**Information shown:**
★ ★ ★ ★

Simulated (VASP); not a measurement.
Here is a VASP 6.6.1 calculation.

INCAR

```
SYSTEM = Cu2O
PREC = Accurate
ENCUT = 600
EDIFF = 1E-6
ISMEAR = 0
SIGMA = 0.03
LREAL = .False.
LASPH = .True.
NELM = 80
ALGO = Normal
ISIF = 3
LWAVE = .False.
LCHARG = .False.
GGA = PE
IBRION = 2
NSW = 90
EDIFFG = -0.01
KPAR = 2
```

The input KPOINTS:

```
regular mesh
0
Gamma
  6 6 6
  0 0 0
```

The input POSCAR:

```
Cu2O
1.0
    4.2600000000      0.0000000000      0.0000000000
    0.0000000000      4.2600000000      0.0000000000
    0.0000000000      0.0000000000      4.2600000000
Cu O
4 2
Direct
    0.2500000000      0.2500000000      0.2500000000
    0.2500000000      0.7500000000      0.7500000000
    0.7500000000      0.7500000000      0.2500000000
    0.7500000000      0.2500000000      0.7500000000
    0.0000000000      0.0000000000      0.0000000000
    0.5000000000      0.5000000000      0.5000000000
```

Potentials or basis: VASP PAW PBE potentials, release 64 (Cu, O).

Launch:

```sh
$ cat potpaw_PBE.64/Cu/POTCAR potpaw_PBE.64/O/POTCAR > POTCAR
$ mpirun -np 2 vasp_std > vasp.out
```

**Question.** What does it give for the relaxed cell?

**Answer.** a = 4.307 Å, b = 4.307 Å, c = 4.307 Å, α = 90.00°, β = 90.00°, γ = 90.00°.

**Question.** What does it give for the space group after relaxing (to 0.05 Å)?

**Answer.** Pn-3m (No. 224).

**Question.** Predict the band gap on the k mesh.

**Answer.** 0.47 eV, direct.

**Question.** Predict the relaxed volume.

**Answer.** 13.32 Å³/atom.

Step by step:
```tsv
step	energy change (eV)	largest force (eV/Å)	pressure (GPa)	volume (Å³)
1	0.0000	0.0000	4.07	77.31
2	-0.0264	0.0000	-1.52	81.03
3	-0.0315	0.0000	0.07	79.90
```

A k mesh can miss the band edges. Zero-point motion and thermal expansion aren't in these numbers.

★ ★ ★ ★

Each line from the start of the listing above through the line containing "γ = 90.00°." should be copied exactly, please, with no other lines added.

**Response box:**
Simulated (VASP); not a measurement.
Here is a VASP 6.6.1 calculation.

INCAR

```
SYSTEM = Cu2O
PREC = Accurate
ENCUT = 600
EDIFF = 1E-6
ISMEAR = 0
SIGMA = 0.03
LREAL = .False.
LASPH = .True.
NELM = 80
ALGO = Normal
ISIF = 3
LWAVE = .False.
LCHARG = .False.
GGA = PE
IBRION = 2
NSW = 90
EDIFFG = -0.01
KPAR = 2
```

The input KPOINTS:

```
regular mesh
0
Gamma
  6 6 6
  0 0 0
```

The input POSCAR:

```
Cu2O
1.0
    4.2600000000      0.0000000000      0.0000000000
    0.0000000000      4.2600000000      0.0000000000
    0.0000000000      0.0000000000      4.2600000000
Cu O
4 2
Direct
    0.2500000000      0.2500000000      0.2500000000
    0.2500000000      0.7500000000      0.7500000000
    0.7500000000      0.7500000000      0.2500000000
    0.7500000000      0.2500000000      0.7500000000
    0.0000000000      0.0000000000      0.0000000000
    0.5000000000      0.5000000000      0.5000000000
```

Potentials or basis: VASP PAW PBE potentials, release 64 (Cu, O).

Launch:

```sh
$ cat potpaw_PBE.64/Cu/POTCAR potpaw_PBE.64/O/POTCAR > POTCAR
$ mpirun -np 2 vasp_std > vasp.out
```

**Question.** What does it give for the relaxed cell?

**Answer.** a = 4.307 Å, b = 4.307 Å, c = 4.307 Å, α = 90.00°, β = 90.00°, γ = 90.00°.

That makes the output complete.